- WORK TASK -
The expected result is the material below, reproduced exactly from its first line through the line containing "The cell comes".

- ENTRIES SUPPLIED -
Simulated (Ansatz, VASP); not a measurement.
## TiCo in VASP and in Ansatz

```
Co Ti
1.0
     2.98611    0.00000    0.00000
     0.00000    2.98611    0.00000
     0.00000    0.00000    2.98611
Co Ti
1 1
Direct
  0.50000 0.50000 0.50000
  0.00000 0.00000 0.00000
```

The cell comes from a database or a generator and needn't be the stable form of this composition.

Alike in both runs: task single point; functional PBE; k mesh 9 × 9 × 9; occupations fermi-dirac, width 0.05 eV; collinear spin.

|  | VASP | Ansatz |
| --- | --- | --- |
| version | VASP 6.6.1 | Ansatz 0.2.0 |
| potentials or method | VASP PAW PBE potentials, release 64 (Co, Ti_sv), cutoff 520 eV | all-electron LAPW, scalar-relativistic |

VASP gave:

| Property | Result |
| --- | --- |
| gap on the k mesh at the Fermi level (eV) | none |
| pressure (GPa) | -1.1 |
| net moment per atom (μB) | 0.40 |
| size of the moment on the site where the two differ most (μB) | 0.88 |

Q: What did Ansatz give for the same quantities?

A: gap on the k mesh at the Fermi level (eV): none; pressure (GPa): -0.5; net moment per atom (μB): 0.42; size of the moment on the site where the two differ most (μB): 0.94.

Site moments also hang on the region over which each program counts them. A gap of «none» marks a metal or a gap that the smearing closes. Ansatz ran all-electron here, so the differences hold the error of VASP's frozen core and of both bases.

- TASK OUTPUT -
Simulated (Ansatz, VASP); not a measurement.
## TiCo in VASP and in Ansatz

```
Co Ti
1.0
     2.98611    0.00000    0.00000
     0.00000    2.98611    0.00000
     0.00000    0.00000    2.98611
Co Ti
1 1
Direct
  0.50000 0.50000 0.50000
  0.00000 0.00000 0.00000
```

The cell comes from a database or a generator and needn't be the stable form of this composition.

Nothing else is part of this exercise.